GIVEN RECORDS =>
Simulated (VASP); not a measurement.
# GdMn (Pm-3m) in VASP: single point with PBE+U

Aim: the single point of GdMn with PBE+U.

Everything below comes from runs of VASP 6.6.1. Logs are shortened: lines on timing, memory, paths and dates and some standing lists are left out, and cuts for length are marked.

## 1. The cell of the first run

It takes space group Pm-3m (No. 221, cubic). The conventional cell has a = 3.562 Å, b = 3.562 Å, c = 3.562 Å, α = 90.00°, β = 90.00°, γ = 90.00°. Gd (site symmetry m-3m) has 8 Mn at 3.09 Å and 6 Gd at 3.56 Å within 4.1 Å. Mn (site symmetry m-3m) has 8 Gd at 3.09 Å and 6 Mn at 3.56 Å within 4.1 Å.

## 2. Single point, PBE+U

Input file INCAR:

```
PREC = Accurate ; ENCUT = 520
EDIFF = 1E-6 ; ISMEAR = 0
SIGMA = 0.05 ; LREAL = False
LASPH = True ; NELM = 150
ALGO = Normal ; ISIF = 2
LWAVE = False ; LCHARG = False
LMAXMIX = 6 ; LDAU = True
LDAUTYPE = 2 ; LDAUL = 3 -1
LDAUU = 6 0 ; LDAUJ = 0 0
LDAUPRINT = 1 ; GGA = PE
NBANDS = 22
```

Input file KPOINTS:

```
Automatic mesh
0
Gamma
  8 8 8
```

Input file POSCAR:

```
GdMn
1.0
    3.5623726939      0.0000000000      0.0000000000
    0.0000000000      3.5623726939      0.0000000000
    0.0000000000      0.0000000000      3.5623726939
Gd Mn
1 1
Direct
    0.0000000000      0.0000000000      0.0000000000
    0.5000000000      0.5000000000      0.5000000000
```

REQUIRED ACTION => Quote all the records exactly, please, leaving none out.

TASK RESPONSE =>
Simulated (VASP); not a measurement.
# GdMn (Pm-3m) in VASP: single point with PBE+U

Aim: the single point of GdMn with PBE+U.

Everything below comes from runs of VASP 6.6.1. Logs are shortened: lines on timing, memory, paths and dates and some standing lists are left out, and cuts for length are marked.

## 1. The cell of the first run

It takes space group Pm-3m (No. 221, cubic). The conventional cell has a = 3.562 Å, b = 3.562 Å, c = 3.562 Å, α = 90.00°, β = 90.00°, γ = 90.00°. Gd (site symmetry m-3m) has 8 Mn at 3.09 Å and 6 Gd at 3.56 Å within 4.1 Å. Mn (site symmetry m-3m) has 8 Gd at 3.09 Å and 6 Mn at 3.56 Å within 4.1 Å.

## 2. Single point, PBE+U

Input file INCAR:

```
PREC = Accurate ; ENCUT = 520
EDIFF = 1E-6 ; ISMEAR = 0
SIGMA = 0.05 ; LREAL = False
LASPH = True ; NELM = 150
ALGO = Normal ; ISIF = 2
LWAVE = False ; LCHARG = False
LMAXMIX = 6 ; LDAU = True
LDAUTYPE = 2 ; LDAUL = 3 -1
LDAUU = 6 0 ; LDAUJ = 0 0
LDAUPRINT = 1 ; GGA = PE
NBANDS = 22
```

Input file KPOINTS:

```
Automatic mesh
0
Gamma
  8 8 8
```

Input file POSCAR:

```
GdMn
1.0
    3.5623726939      0.0000000000      0.0000000000
    0.0000000000      3.5623726939      0.0000000000
    0.0000000000      0.0000000000      3.5623726939
Gd Mn
1 1
Direct
    0.0000000000      0.0000000000      0.0000000000
    0.5000000000      0.5000000000      0.5000000000
```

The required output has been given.